* **Assigned task**:
From the first line to the last, print the data exactly.

--- --- ---

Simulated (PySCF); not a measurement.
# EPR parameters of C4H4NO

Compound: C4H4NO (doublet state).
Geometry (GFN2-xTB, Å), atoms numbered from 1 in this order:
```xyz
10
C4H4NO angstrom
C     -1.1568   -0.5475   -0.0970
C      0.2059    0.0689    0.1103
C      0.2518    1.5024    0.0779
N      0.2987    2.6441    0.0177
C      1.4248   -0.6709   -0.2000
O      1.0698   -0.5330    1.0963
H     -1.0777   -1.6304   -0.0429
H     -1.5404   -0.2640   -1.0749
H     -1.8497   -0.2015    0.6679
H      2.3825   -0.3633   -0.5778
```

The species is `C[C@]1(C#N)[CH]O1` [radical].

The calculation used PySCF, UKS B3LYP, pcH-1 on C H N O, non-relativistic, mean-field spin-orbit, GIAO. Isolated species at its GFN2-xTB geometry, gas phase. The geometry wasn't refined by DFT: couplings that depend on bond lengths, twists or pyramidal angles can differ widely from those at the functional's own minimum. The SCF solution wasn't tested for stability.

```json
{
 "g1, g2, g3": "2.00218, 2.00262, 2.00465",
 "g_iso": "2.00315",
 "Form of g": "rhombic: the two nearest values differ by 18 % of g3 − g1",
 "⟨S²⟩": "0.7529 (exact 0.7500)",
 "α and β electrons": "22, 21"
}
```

--- --- ---

* **Exercise response**:
Simulated (PySCF); not a measurement.
# EPR parameters of C4H4NO

Compound: C4H4NO (doublet state).
Geometry (GFN2-xTB, Å), atoms numbered from 1 in this order:
```xyz
10
C4H4NO angstrom
C     -1.1568   -0.5475   -0.0970
C      0.2059    0.0689    0.1103
C      0.2518    1.5024    0.0779
N      0.2987    2.6441    0.0177
C      1.4248   -0.6709   -0.2000
O      1.0698   -0.5330    1.0963
H     -1.0777   -1.6304   -0.0429
H     -1.5404   -0.2640   -1.0749
H     -1.8497   -0.2015    0.6679
H      2.3825   -0.3633   -0.5778
```

The species is `C[C@]1(C#N)[CH]O1` [radical].

The calculation used PySCF, UKS B3LYP, pcH-1 on C H N O, non-relativistic, mean-field spin-orbit, GIAO. Isolated species at its GFN2-xTB geometry, gas phase. The geometry wasn't refined by DFT: couplings that depend on bond lengths, twists or pyramidal angles can differ widely from those at the functional's own minimum. The SCF solution wasn't tested for stability.

```json
{
 "g1, g2, g3": "2.00218, 2.00262, 2.00465",
 "g_iso": "2.00315",
 "Form of g": "rhombic: the two nearest values differ by 18 % of g3 − g1",
 "⟨S²⟩": "0.7529 (exact 0.7500)",
 "α and β electrons": "22, 21"
}
```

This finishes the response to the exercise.